════════════════
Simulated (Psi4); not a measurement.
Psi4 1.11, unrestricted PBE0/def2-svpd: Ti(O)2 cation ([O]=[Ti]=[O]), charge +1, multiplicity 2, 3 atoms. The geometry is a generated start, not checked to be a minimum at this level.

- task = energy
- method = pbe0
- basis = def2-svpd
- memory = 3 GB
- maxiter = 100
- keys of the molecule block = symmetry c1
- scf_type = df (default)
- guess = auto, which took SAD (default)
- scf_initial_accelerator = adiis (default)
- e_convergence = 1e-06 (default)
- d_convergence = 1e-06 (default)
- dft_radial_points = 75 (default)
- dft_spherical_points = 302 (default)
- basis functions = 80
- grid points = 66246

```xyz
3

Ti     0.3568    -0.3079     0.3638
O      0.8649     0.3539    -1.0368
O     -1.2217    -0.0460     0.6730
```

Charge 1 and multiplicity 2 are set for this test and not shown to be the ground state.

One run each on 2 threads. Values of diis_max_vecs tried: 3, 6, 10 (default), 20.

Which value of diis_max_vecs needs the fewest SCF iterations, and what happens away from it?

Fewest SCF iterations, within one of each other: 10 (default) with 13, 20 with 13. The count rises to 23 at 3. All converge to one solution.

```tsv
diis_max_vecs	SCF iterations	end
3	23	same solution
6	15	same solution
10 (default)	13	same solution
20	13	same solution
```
════════════════

REQUIRED ACTION
Please output the lines of the listing above that fall in the stretch from the one with "- memory = 3 GB" through the one with "One run each", exactly and only those.

WORKED SOLUTION
- memory = 3 GB
- maxiter = 100
- keys of the molecule block = symmetry c1
- scf_type = df (default)
- guess = auto, which took SAD (default)
- scf_initial_accelerator = adiis (default)
- e_convergence = 1e-06 (default)
- d_convergence = 1e-06 (default)
- dft_radial_points = 75 (default)
- dft_spherical_points = 302 (default)
- basis functions = 80
- grid points = 66246

```xyz
3

Ti     0.3568    -0.3079     0.3638
O      0.8649     0.3539    -1.0368
O     -1.2217    -0.0460     0.6730
```

Charge 1 and multiplicity 2 are set for this test and not shown to be the ground state.

One run each on 2 threads. Values of diis_max_vecs tried: 3, 6, 10 (default), 20.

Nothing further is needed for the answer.